_Brief_
The records below must be copied in full, exactly as they read.

_Given entries_

--

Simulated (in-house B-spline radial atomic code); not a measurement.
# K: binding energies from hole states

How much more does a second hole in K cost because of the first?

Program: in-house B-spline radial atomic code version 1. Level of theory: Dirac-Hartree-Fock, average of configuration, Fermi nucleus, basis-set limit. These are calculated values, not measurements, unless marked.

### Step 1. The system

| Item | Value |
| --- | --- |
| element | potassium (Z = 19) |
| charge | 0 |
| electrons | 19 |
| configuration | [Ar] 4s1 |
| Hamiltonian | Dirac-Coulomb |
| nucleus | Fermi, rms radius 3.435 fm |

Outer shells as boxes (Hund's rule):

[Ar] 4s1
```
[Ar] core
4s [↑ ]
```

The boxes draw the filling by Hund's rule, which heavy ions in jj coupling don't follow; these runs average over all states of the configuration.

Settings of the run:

--

_Exercise answer_
Simulated (in-house B-spline radial atomic code); not a measurement.
# K: binding energies from hole states

How much more does a second hole in K cost because of the first?

Program: in-house B-spline radial atomic code version 1. Level of theory: Dirac-Hartree-Fock, average of configuration, Fermi nucleus, basis-set limit. These are calculated values, not measurements, unless marked.

### Step 1. The system

| Item | Value |
| --- | --- |
| element | potassium (Z = 19) |
| charge | 0 |
| electrons | 19 |
| configuration | [Ar] 4s1 |
| Hamiltonian | Dirac-Coulomb |
| nucleus | Fermi, rms radius 3.435 fm |

Outer shells as boxes (Hund's rule):

[Ar] 4s1
```
[Ar] core
4s [↑ ]
```

The boxes draw the filling by Hund's rule, which heavy ions in jj coupling don't follow; these runs average over all states of the configuration.

Settings of the run:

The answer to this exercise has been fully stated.